▶ WORK TASK
Which lines run from the line with "and 3800 cm⁻¹." through the line with "2099 | 0.0 |" in the entries below? Print them exactly, both ends included, and nothing more.

▶ DATA EXCERPTS
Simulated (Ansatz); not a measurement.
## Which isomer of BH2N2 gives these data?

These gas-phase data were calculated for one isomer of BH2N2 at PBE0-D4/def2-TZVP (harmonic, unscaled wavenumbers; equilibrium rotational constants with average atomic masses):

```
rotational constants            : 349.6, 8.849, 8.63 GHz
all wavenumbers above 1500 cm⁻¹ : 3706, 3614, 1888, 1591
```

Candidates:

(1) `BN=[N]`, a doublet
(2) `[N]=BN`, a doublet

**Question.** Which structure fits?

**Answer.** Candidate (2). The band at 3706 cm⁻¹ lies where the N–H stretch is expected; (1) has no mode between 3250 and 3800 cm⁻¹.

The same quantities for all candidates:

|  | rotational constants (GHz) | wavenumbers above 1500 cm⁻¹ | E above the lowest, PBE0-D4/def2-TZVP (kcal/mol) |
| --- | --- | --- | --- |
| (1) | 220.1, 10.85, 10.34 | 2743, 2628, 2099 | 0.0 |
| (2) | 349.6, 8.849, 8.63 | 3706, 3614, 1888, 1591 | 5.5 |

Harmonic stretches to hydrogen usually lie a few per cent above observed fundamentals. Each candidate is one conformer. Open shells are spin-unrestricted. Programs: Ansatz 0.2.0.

▶ RESULT
**Answer.** Candidate (2). The band at 3706 cm⁻¹ lies where the N–H stretch is expected; (1) has no mode between 3250 and 3800 cm⁻¹.

The same quantities for all candidates:

|  | rotational constants (GHz) | wavenumbers above 1500 cm⁻¹ | E above the lowest, PBE0-D4/def2-TZVP (kcal/mol) |
| --- | --- | --- | --- |
| (1) | 220.1, 10.85, 10.34 | 2743, 2628, 2099 | 0.0 |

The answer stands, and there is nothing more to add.